ENTRIES SUPPLIED: Begin

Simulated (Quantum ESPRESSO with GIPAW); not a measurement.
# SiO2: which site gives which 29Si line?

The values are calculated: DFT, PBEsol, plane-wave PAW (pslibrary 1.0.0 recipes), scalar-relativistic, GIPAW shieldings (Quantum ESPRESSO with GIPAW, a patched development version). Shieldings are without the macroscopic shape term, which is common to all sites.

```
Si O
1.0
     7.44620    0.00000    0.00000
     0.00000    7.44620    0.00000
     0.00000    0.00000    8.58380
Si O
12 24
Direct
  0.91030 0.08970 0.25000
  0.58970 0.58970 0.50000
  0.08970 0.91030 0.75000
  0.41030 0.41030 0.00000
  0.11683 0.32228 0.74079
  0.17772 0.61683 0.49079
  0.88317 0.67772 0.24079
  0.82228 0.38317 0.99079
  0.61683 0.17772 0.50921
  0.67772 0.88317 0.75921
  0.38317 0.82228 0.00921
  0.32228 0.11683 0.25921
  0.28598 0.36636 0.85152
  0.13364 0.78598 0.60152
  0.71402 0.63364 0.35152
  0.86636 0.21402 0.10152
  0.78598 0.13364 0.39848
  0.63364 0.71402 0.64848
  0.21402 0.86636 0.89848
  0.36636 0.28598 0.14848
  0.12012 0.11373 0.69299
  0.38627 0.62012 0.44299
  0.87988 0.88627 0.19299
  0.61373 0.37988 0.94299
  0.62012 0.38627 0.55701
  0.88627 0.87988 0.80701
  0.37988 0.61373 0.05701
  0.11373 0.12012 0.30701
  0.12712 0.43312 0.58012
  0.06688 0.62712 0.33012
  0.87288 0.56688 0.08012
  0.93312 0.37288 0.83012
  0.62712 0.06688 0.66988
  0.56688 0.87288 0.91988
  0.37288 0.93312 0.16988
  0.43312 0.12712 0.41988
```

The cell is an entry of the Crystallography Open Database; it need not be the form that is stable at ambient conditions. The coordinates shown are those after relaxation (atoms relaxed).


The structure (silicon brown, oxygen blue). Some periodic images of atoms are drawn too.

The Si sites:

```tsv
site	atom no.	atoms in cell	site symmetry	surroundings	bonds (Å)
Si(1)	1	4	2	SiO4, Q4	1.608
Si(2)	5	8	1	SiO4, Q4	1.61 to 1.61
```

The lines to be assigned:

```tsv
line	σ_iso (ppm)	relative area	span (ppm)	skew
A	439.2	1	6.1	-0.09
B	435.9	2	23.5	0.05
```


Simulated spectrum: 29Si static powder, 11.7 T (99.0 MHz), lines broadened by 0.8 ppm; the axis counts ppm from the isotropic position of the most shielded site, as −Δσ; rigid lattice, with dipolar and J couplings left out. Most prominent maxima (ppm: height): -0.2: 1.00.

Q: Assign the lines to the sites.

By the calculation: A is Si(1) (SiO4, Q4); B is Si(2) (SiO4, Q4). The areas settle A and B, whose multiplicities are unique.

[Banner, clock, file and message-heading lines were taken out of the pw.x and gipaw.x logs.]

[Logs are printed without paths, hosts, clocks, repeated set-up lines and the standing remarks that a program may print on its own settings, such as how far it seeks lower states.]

ENTRIES SUPPLIED: End

• ACTION ITEM
Look above and return each line of the records exactly, from the very first through the line with "The cell is", both included.

• EXERCISE SOLUTION
Simulated (Quantum ESPRESSO with GIPAW); not a measurement.
# SiO2: which site gives which 29Si line?

The values are calculated: DFT, PBEsol, plane-wave PAW (pslibrary 1.0.0 recipes), scalar-relativistic, GIPAW shieldings (Quantum ESPRESSO with GIPAW, a patched development version). Shieldings are without the macroscopic shape term, which is common to all sites.

```
Si O
1.0
     7.44620    0.00000    0.00000
     0.00000    7.44620    0.00000
     0.00000    0.00000    8.58380
Si O
12 24
Direct
  0.91030 0.08970 0.25000
  0.58970 0.58970 0.50000
  0.08970 0.91030 0.75000
  0.41030 0.41030 0.00000
  0.11683 0.32228 0.74079
  0.17772 0.61683 0.49079
  0.88317 0.67772 0.24079
  0.82228 0.38317 0.99079
  0.61683 0.17772 0.50921
  0.67772 0.88317 0.75921
  0.38317 0.82228 0.00921
  0.32228 0.11683 0.25921
  0.28598 0.36636 0.85152
  0.13364 0.78598 0.60152
  0.71402 0.63364 0.35152
  0.86636 0.21402 0.10152
  0.78598 0.13364 0.39848
  0.63364 0.71402 0.64848
  0.21402 0.86636 0.89848
  0.36636 0.28598 0.14848
  0.12012 0.11373 0.69299
  0.38627 0.62012 0.44299
  0.87988 0.88627 0.19299
  0.61373 0.37988 0.94299
  0.62012 0.38627 0.55701
  0.88627 0.87988 0.80701
  0.37988 0.61373 0.05701
  0.11373 0.12012 0.30701
  0.12712 0.43312 0.58012
  0.06688 0.62712 0.33012
  0.87288 0.56688 0.08012
  0.93312 0.37288 0.83012
  0.62712 0.06688 0.66988
  0.56688 0.87288 0.91988
  0.37288 0.93312 0.16988
  0.43312 0.12712 0.41988
```

The cell is an entry of the Crystallography Open Database; it need not be the form that is stable at ambient conditions. The coordinates shown are those after relaxation (atoms relaxed).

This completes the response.